Extracted data:
● ● ● ●

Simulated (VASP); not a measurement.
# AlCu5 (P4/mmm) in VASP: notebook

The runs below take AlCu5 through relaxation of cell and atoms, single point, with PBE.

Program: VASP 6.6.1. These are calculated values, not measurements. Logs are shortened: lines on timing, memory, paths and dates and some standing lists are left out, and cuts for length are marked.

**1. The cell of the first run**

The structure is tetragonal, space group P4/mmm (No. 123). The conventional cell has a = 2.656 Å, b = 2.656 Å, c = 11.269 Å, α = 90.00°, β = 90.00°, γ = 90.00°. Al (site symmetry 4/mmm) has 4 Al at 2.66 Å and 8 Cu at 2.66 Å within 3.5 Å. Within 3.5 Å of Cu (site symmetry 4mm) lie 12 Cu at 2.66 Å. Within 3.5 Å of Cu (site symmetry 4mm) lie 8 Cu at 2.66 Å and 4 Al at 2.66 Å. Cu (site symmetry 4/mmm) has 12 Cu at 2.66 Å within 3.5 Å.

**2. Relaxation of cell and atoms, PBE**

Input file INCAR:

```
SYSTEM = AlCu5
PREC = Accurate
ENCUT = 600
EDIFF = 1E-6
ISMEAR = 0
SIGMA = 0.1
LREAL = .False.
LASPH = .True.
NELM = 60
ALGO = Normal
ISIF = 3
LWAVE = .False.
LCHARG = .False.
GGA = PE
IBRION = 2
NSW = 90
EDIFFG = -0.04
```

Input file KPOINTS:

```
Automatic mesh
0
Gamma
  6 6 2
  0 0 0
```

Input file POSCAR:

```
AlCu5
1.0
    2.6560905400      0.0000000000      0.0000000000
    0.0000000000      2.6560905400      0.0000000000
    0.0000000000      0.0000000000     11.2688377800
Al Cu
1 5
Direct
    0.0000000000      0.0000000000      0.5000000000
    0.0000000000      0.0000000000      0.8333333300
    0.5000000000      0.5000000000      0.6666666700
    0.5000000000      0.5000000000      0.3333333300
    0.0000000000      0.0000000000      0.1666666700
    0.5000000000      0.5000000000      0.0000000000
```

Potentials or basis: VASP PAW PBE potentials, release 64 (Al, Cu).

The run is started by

● ● ● ●

Work item:
Lines from the start of the material through the line containing "Potentials or basis: VASP" are wanted. Write them out exactly.

Written answer:
Simulated (VASP); not a measurement.
# AlCu5 (P4/mmm) in VASP: notebook

The runs below take AlCu5 through relaxation of cell and atoms, single point, with PBE.

Program: VASP 6.6.1. These are calculated values, not measurements. Logs are shortened: lines on timing, memory, paths and dates and some standing lists are left out, and cuts for length are marked.

**1. The cell of the first run**

The structure is tetragonal, space group P4/mmm (No. 123). The conventional cell has a = 2.656 Å, b = 2.656 Å, c = 11.269 Å, α = 90.00°, β = 90.00°, γ = 90.00°. Al (site symmetry 4/mmm) has 4 Al at 2.66 Å and 8 Cu at 2.66 Å within 3.5 Å. Within 3.5 Å of Cu (site symmetry 4mm) lie 12 Cu at 2.66 Å. Within 3.5 Å of Cu (site symmetry 4mm) lie 8 Cu at 2.66 Å and 4 Al at 2.66 Å. Cu (site symmetry 4/mmm) has 12 Cu at 2.66 Å within 3.5 Å.

**2. Relaxation of cell and atoms, PBE**

Input file INCAR:

```
SYSTEM = AlCu5
PREC = Accurate
ENCUT = 600
EDIFF = 1E-6
ISMEAR = 0
SIGMA = 0.1
LREAL = .False.
LASPH = .True.
NELM = 60
ALGO = Normal
ISIF = 3
LWAVE = .False.
LCHARG = .False.
GGA = PE
IBRION = 2
NSW = 90
EDIFFG = -0.04
```

Input file KPOINTS:

```
Automatic mesh
0
Gamma
  6 6 2
  0 0 0
```

Input file POSCAR:

```
AlCu5
1.0
    2.6560905400      0.0000000000      0.0000000000
    0.0000000000      2.6560905400      0.0000000000
    0.0000000000      0.0000000000     11.2688377800
Al Cu
1 5
Direct
    0.0000000000      0.0000000000      0.5000000000
    0.0000000000      0.0000000000      0.8333333300
    0.5000000000      0.5000000000      0.6666666700
    0.5000000000      0.5000000000      0.3333333300
    0.0000000000      0.0000000000      0.1666666700
    0.5000000000      0.5000000000      0.0000000000
```

Potentials or basis: VASP PAW PBE potentials, release 64 (Al, Cu).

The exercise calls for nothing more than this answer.